The listing below should be written out again word for word, please.

── Data to examine ──

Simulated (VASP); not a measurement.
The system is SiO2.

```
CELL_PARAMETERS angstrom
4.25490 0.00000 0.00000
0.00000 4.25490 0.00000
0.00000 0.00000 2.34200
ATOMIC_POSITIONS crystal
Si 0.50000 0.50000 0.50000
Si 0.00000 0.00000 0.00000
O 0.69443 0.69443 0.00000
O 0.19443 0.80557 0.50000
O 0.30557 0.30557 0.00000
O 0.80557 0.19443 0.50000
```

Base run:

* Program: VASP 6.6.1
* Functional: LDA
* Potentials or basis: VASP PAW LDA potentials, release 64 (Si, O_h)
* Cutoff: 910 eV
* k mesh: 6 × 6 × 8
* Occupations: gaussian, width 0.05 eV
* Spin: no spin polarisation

───

◆ Worked solution
Simulated (VASP); not a measurement.
The system is SiO2.

```
CELL_PARAMETERS angstrom
4.25490 0.00000 0.00000
0.00000 4.25490 0.00000
0.00000 0.00000 2.34200
ATOMIC_POSITIONS crystal
Si 0.50000 0.50000 0.50000
Si 0.00000 0.00000 0.00000
O 0.69443 0.69443 0.00000
O 0.19443 0.80557 0.50000
O 0.30557 0.30557 0.00000
O 0.80557 0.19443 0.50000
```

Base run:

* Program: VASP 6.6.1
* Functional: LDA
* Potentials or basis: VASP PAW LDA potentials, release 64 (Si, O_h)
* Cutoff: 910 eV
* k mesh: 6 × 6 × 8
* Occupations: gaussian, width 0.05 eV
* Spin: no spin polarisation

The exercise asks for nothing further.